▶ EXERCISE
Print all the records exactly as they stand.

Content starts

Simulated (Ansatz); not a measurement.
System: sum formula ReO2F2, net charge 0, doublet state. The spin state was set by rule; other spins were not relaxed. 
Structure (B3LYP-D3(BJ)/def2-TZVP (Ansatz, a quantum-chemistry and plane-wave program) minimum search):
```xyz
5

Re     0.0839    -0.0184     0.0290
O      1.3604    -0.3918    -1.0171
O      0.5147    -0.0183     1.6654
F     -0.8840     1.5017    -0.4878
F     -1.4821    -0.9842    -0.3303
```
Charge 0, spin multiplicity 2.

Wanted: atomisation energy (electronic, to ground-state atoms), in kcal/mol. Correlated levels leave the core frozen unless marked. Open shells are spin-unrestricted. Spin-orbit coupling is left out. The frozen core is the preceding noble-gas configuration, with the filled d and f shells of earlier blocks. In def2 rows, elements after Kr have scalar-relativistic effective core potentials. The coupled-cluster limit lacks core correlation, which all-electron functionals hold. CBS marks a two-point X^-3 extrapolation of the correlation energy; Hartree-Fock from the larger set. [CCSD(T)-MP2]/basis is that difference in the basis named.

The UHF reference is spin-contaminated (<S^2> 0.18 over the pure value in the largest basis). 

Content ends

▶ SOLUTION
Simulated (Ansatz); not a measurement.
System: sum formula ReO2F2, net charge 0, doublet state. The spin state was set by rule; other spins were not relaxed. 
Structure (B3LYP-D3(BJ)/def2-TZVP (Ansatz, a quantum-chemistry and plane-wave program) minimum search):
```xyz
5

Re     0.0839    -0.0184     0.0290
O      1.3604    -0.3918    -1.0171
O      0.5147    -0.0183     1.6654
F     -0.8840     1.5017    -0.4878
F     -1.4821    -0.9842    -0.3303
```
Charge 0, spin multiplicity 2.

Wanted: atomisation energy (electronic, to ground-state atoms), in kcal/mol. Correlated levels leave the core frozen unless marked. Open shells are spin-unrestricted. Spin-orbit coupling is left out. The frozen core is the preceding noble-gas configuration, with the filled d and f shells of earlier blocks. In def2 rows, elements after Kr have scalar-relativistic effective core potentials. The coupled-cluster limit lacks core correlation, which all-electron functionals hold. CBS marks a two-point X^-3 extrapolation of the correlation energy; Hartree-Fock from the larger set. [CCSD(T)-MP2]/basis is that difference in the basis named.

The UHF reference is spin-contaminated (<S^2> 0.18 over the pure value in the largest basis). 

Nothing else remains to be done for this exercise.